■ ASSIGNMENT
Your response should be the complete data, transcribed exactly.

■ INFORMATION GIVEN

------------------------------------

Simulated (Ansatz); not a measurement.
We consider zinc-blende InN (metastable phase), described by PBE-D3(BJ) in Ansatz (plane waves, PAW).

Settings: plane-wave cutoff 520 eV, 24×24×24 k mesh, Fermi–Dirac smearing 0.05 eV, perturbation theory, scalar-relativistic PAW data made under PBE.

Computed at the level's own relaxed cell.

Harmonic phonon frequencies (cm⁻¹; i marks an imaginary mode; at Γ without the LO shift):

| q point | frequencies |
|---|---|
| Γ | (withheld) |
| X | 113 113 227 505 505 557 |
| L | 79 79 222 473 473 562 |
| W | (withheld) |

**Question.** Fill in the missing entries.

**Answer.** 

------------------------------------

■ TASK OUTPUT
Simulated (Ansatz); not a measurement.
We consider zinc-blende InN (metastable phase), described by PBE-D3(BJ) in Ansatz (plane waves, PAW).

Settings: plane-wave cutoff 520 eV, 24×24×24 k mesh, Fermi–Dirac smearing 0.05 eV, perturbation theory, scalar-relativistic PAW data made under PBE.

Computed at the level's own relaxed cell.

Harmonic phonon frequencies (cm⁻¹; i marks an imaginary mode; at Γ without the LO shift):

| q point | frequencies |
|---|---|
| Γ | (withheld) |
| X | 113 113 227 505 505 557 |
| L | 79 79 222 473 473 562 |
| W | (withheld) |

**Question.** Fill in the missing entries.

**Answer.** 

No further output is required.